*** Block opens ***

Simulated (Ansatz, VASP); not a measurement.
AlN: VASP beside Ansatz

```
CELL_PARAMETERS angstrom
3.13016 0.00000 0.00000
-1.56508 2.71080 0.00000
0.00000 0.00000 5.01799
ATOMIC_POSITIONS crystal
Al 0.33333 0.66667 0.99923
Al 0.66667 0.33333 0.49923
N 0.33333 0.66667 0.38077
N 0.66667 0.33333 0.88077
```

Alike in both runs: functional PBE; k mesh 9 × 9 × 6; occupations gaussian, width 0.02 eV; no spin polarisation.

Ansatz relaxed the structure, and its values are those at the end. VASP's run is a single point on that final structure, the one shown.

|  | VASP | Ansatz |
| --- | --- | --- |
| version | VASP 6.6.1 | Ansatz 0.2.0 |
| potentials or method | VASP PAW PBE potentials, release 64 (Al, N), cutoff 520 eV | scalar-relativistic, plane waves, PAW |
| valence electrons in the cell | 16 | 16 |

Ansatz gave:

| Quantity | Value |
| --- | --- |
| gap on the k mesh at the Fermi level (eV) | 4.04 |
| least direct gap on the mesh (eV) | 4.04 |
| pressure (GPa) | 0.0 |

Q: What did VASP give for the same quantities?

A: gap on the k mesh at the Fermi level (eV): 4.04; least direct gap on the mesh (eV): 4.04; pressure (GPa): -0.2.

*** Block closes ***

■ BRIEF
Could you reproduce exactly the lines of the entries above, from the one with "VASP | Ansatz |" through the one with "Q: What did", and nothing else?

■ WRITTEN RESPONSE
|  | VASP | Ansatz |
| --- | --- | --- |
| version | VASP 6.6.1 | Ansatz 0.2.0 |
| potentials or method | VASP PAW PBE potentials, release 64 (Al, N), cutoff 520 eV | scalar-relativistic, plane waves, PAW |
| valence electrons in the cell | 16 | 16 |

Ansatz gave:

| Quantity | Value |
| --- | --- |
| gap on the k mesh at the Fermi level (eV) | 4.04 |
| least direct gap on the mesh (eV) | 4.04 |
| pressure (GPa) | 0.0 |

Q: What did VASP give for the same quantities?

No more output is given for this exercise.